Work request: Reproduce the data in its entirety, exactly as supplied.

Entries shown:
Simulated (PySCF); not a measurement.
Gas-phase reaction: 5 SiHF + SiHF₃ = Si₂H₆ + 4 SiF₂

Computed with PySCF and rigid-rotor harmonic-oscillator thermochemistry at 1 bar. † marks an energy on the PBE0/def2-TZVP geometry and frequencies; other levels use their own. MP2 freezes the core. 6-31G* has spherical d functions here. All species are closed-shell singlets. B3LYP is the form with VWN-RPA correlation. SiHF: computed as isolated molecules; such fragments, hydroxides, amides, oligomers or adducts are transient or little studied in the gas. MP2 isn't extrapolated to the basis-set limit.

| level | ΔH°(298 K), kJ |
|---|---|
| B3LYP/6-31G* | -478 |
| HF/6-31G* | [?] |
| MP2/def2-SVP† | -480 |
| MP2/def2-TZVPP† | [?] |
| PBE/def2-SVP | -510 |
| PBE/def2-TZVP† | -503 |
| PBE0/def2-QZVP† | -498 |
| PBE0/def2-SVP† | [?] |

Expected answer:
Simulated (PySCF); not a measurement.
Gas-phase reaction: 5 SiHF + SiHF₃ = Si₂H₆ + 4 SiF₂

Computed with PySCF and rigid-rotor harmonic-oscillator thermochemistry at 1 bar. † marks an energy on the PBE0/def2-TZVP geometry and frequencies; other levels use their own. MP2 freezes the core. 6-31G* has spherical d functions here. All species are closed-shell singlets. B3LYP is the form with VWN-RPA correlation. SiHF: computed as isolated molecules; such fragments, hydroxides, amides, oligomers or adducts are transient or little studied in the gas. MP2 isn't extrapolated to the basis-set limit.

| level | ΔH°(298 K), kJ |
|---|---|
| B3LYP/6-31G* | -478 |
| HF/6-31G* | [?] |
| MP2/def2-SVP† | -480 |
| MP2/def2-TZVPP† | [?] |
| PBE/def2-SVP | -510 |
| PBE/def2-TZVP† | -503 |
| PBE0/def2-QZVP† | -498 |
| PBE0/def2-SVP† | [?] |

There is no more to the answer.